Excerpted data:
========

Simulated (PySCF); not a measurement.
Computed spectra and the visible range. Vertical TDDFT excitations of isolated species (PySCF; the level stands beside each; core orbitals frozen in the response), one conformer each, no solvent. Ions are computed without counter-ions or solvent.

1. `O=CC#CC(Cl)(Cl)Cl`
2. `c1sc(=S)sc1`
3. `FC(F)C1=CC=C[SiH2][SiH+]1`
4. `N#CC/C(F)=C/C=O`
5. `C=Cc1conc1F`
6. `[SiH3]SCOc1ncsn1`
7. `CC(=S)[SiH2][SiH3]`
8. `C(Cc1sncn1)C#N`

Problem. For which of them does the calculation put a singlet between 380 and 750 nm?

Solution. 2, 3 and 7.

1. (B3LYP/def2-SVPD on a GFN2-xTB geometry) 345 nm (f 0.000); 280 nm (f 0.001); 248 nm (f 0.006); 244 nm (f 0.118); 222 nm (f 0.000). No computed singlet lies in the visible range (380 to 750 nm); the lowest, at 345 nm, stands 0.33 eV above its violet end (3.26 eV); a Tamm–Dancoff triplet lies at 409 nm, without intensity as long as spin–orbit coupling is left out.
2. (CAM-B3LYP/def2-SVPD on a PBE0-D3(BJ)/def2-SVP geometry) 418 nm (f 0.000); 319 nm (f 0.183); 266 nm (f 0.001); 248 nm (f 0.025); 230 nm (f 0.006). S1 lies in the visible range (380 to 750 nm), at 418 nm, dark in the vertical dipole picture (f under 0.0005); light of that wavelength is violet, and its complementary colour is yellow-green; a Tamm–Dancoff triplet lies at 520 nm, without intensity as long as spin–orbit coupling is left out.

========

Action item: From the first line to the last, copy the records exactly as they appear above.

Exercise solution:
Simulated (PySCF); not a measurement.
Computed spectra and the visible range. Vertical TDDFT excitations of isolated species (PySCF; the level stands beside each; core orbitals frozen in the response), one conformer each, no solvent. Ions are computed without counter-ions or solvent.

1. `O=CC#CC(Cl)(Cl)Cl`
2. `c1sc(=S)sc1`
3. `FC(F)C1=CC=C[SiH2][SiH+]1`
4. `N#CC/C(F)=C/C=O`
5. `C=Cc1conc1F`
6. `[SiH3]SCOc1ncsn1`
7. `CC(=S)[SiH2][SiH3]`
8. `C(Cc1sncn1)C#N`

Problem. For which of them does the calculation put a singlet between 380 and 750 nm?

Solution. 2, 3 and 7.

1. (B3LYP/def2-SVPD on a GFN2-xTB geometry) 345 nm (f 0.000); 280 nm (f 0.001); 248 nm (f 0.006); 244 nm (f 0.118); 222 nm (f 0.000). No computed singlet lies in the visible range (380 to 750 nm); the lowest, at 345 nm, stands 0.33 eV above its violet end (3.26 eV); a Tamm–Dancoff triplet lies at 409 nm, without intensity as long as spin–orbit coupling is left out.
2. (CAM-B3LYP/def2-SVPD on a PBE0-D3(BJ)/def2-SVP geometry) 418 nm (f 0.000); 319 nm (f 0.183); 266 nm (f 0.001); 248 nm (f 0.025); 230 nm (f 0.006). S1 lies in the visible range (380 to 750 nm), at 418 nm, dark in the vertical dipole picture (f under 0.0005); light of that wavelength is violet, and its complementary colour is yellow-green; a Tamm–Dancoff triplet lies at 520 nm, without intensity as long as spin–orbit coupling is left out.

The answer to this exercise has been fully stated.